====================
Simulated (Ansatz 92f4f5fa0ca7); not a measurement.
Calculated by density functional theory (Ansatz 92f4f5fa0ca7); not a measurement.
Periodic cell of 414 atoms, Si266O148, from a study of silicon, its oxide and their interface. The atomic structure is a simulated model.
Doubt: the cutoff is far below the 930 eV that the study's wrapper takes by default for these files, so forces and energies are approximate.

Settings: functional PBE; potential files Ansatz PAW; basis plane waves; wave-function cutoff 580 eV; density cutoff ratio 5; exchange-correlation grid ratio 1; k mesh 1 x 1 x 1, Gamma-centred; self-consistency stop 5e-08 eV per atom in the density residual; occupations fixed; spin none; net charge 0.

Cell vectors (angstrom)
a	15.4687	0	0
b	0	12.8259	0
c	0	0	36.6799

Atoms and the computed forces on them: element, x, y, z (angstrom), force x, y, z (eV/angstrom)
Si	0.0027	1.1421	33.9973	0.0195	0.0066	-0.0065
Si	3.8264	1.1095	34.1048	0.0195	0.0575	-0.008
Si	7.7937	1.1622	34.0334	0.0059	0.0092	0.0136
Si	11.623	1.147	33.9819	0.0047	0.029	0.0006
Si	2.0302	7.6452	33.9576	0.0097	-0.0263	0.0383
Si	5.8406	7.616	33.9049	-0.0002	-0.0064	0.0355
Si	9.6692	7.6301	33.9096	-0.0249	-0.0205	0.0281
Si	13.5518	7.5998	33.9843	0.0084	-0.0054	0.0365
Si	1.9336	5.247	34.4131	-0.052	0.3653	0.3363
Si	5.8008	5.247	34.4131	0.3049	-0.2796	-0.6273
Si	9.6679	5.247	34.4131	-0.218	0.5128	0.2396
====================

> _Brief_:
Retype the entries above exactly, but only from the line containing "Periodic cell of" through the line containing "Doubt: the cutoff", both included.

> _Answer space_:
Periodic cell of 414 atoms, Si266O148, from a study of silicon, its oxide and their interface. The atomic structure is a simulated model.
Doubt: the cutoff is far below the 930 eV that the study's wrapper takes by default for these files, so forces and energies are approximate.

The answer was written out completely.